▶ [Entries shown]
----------
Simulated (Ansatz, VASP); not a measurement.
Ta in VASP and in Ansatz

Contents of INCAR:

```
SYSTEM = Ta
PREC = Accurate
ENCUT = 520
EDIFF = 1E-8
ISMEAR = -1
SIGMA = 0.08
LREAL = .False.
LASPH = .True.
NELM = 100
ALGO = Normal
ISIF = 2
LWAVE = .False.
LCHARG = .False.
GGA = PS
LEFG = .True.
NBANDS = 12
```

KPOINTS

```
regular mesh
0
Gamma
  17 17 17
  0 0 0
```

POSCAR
----------

▶ [Work task]
Give every record again, exactly as it appears.

▶ [Answer space]
Simulated (Ansatz, VASP); not a measurement.
Ta in VASP and in Ansatz

Contents of INCAR:

```
SYSTEM = Ta
PREC = Accurate
ENCUT = 520
EDIFF = 1E-8
ISMEAR = -1
SIGMA = 0.08
LREAL = .False.
LASPH = .True.
NELM = 100
ALGO = Normal
ISIF = 2
LWAVE = .False.
LCHARG = .False.
GGA = PS
LEFG = .True.
NBANDS = 12
```

KPOINTS

```
regular mesh
0
Gamma
  17 17 17
  0 0 0
```

POSCAR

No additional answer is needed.